Everything in the records should be repeated exactly.

***** Information given *****
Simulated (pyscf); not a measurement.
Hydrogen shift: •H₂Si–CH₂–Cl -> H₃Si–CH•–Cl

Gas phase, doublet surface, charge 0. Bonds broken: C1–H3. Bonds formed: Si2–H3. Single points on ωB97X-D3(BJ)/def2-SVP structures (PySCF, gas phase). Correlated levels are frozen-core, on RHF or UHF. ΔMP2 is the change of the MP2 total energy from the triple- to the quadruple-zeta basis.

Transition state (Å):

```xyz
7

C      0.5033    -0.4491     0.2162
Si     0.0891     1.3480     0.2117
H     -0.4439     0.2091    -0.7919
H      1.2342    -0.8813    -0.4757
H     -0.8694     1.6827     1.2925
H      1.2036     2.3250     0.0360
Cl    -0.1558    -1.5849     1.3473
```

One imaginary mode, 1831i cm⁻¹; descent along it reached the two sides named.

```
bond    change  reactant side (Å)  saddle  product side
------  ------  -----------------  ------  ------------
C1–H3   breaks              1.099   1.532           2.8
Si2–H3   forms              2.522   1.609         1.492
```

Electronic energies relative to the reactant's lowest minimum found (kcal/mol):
*****

_Task output_
Simulated (pyscf); not a measurement.
Hydrogen shift: •H₂Si–CH₂–Cl -> H₃Si–CH•–Cl

Gas phase, doublet surface, charge 0. Bonds broken: C1–H3. Bonds formed: Si2–H3. Single points on ωB97X-D3(BJ)/def2-SVP structures (PySCF, gas phase). Correlated levels are frozen-core, on RHF or UHF. ΔMP2 is the change of the MP2 total energy from the triple- to the quadruple-zeta basis.

Transition state (Å):

```xyz
7

C      0.5033    -0.4491     0.2162
Si     0.0891     1.3480     0.2117
H     -0.4439     0.2091    -0.7919
H      1.2342    -0.8813    -0.4757
H     -0.8694     1.6827     1.2925
H      1.2036     2.3250     0.0360
Cl    -0.1558    -1.5849     1.3473
```

One imaginary mode, 1831i cm⁻¹; descent along it reached the two sides named.

```
bond    change  reactant side (Å)  saddle  product side
------  ------  -----------------  ------  ------------
C1–H3   breaks              1.099   1.532           2.8
Si2–H3   forms              2.522   1.609         1.492
```

Electronic energies relative to the reactant's lowest minimum found (kcal/mol):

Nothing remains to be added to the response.